* _WORK REQUEST_
For the records that follow, please set down exactly the lines between the one holding "# ScTiAl: deformation" and the one holding "## 1. Relax the structure", inclusive, and only those.

* _EXCERPTED DATA_
== Segment start ==
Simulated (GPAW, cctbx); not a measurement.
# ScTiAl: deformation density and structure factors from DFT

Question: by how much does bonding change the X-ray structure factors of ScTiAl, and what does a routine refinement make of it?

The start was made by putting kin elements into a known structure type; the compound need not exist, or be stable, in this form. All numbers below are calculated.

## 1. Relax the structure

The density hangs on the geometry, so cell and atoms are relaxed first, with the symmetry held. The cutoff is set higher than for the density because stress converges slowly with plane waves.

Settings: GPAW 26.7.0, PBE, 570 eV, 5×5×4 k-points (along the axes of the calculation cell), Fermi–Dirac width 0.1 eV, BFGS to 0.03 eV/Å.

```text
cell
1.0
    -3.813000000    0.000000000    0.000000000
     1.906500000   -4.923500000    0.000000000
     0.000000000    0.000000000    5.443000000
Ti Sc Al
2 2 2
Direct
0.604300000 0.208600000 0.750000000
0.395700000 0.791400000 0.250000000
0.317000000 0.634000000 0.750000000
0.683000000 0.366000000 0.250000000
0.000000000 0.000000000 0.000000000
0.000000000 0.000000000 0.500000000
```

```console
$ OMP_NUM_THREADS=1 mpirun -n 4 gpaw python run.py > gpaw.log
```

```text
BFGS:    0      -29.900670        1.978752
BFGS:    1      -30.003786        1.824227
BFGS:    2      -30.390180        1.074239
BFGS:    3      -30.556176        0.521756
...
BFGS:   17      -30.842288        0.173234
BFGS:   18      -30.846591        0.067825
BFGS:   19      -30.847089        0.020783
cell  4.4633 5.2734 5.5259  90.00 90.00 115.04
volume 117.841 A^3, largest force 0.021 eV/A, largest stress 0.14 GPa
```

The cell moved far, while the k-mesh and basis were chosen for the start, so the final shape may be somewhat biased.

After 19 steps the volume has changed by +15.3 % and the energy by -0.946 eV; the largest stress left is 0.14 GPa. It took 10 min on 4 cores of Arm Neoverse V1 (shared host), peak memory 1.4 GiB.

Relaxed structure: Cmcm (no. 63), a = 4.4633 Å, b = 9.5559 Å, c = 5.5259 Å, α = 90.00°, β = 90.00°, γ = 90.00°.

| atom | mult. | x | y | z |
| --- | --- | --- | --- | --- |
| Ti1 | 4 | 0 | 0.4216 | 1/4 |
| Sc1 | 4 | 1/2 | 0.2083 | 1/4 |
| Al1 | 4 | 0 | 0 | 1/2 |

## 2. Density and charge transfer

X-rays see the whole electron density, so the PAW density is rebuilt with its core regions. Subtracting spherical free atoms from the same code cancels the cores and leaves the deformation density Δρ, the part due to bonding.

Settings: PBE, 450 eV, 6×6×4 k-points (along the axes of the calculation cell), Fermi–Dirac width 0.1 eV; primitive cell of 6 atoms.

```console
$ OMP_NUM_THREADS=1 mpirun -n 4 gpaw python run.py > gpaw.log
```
== Segment end ==

* _ANSWER AREA_
# ScTiAl: deformation density and structure factors from DFT

Question: by how much does bonding change the X-ray structure factors of ScTiAl, and what does a routine refinement make of it?

The start was made by putting kin elements into a known structure type; the compound need not exist, or be stable, in this form. All numbers below are calculated.

## 1. Relax the structure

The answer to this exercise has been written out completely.